**Source data:**
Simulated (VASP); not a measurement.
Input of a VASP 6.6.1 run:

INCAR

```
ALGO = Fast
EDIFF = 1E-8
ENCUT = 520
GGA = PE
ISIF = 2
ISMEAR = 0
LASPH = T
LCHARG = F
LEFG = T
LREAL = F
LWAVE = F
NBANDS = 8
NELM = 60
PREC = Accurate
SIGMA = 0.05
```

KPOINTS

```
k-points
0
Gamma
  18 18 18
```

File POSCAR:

**Work order:**
Each line of the material above must be retyped exactly as written.

**Written answer:**
Simulated (VASP); not a measurement.
Input of a VASP 6.6.1 run:

INCAR

```
ALGO = Fast
EDIFF = 1E-8
ENCUT = 520
GGA = PE
ISIF = 2
ISMEAR = 0
LASPH = T
LCHARG = F
LEFG = T
LREAL = F
LWAVE = F
NBANDS = 8
NELM = 60
PREC = Accurate
SIGMA = 0.05
```

KPOINTS

```
k-points
0
Gamma
  18 18 18
```

File POSCAR:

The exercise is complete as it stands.